Assigned task
Output the records that follow exactly as they are written.

<<<<

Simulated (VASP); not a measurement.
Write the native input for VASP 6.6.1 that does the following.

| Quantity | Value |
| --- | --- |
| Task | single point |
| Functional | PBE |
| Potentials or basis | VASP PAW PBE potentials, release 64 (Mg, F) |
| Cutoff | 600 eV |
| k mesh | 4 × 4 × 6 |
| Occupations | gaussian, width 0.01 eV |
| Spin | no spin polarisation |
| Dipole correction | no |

>>>>

Exercise output
Simulated (VASP); not a measurement.
Write the native input for VASP 6.6.1 that does the following.

| Quantity | Value |
| --- | --- |
| Task | single point |
| Functional | PBE |
| Potentials or basis | VASP PAW PBE potentials, release 64 (Mg, F) |
| Cutoff | 600 eV |
| k mesh | 4 × 4 × 6 |
| Occupations | gaussian, width 0.01 eV |
| Spin | no spin polarisation |
| Dipole correction | no |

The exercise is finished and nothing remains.